(Work request): Please print the entries below exactly, from the line with "Detailed kinetics in" through the line with "One state of", including both of those lines and leaving out all others.

__________
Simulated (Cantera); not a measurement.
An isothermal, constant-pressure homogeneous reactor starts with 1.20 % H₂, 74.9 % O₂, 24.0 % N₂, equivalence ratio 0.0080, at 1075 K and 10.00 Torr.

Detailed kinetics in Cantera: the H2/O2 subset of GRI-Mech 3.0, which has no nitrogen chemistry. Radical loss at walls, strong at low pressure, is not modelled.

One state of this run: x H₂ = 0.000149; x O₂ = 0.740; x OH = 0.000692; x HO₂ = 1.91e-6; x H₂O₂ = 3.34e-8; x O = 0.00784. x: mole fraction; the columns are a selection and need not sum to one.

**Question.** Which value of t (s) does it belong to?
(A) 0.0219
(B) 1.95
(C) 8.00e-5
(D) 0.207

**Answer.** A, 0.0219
__________

(Task result):
Detailed kinetics in Cantera: the H2/O2 subset of GRI-Mech 3.0, which has no nitrogen chemistry. Radical loss at walls, strong at low pressure, is not modelled.

One state of this run: x H₂ = 0.000149; x O₂ = 0.740; x OH = 0.000692; x HO₂ = 1.91e-6; x H₂O₂ = 3.34e-8; x O = 0.00784. x: mole fraction; the columns are a selection and need not sum to one.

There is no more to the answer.